**Entries shown**:
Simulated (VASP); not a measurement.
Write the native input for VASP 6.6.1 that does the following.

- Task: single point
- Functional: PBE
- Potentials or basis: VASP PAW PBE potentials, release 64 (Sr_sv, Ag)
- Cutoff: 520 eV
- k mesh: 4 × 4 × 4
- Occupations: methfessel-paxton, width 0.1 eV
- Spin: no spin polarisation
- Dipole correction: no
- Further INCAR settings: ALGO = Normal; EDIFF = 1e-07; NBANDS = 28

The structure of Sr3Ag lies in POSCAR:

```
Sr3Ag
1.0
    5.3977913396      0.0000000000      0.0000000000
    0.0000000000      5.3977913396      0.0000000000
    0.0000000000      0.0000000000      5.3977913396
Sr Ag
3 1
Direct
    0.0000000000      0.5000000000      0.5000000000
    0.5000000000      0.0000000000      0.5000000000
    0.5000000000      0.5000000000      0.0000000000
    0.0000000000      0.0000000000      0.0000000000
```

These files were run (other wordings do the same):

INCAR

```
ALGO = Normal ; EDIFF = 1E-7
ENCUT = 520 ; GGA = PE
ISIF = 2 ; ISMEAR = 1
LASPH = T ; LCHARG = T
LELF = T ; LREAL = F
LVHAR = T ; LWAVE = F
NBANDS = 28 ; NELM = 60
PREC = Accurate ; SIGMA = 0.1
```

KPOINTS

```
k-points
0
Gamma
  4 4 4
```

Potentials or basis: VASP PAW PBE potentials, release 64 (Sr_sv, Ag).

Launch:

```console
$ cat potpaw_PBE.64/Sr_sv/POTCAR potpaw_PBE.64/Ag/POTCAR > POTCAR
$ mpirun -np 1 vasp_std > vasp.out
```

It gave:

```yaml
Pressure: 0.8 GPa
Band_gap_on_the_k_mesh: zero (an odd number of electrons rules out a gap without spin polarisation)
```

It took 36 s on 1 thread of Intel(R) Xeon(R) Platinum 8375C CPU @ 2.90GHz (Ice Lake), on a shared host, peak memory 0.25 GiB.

**Work order**:
Using the data above, restate word for word the lines from its opening line through the line that contains "- k mesh: 4 × 4 × 4", and no more.

**Task response**:
Simulated (VASP); not a measurement.
Write the native input for VASP 6.6.1 that does the following.

- Task: single point
- Functional: PBE
- Potentials or basis: VASP PAW PBE potentials, release 64 (Sr_sv, Ag)
- Cutoff: 520 eV
- k mesh: 4 × 4 × 4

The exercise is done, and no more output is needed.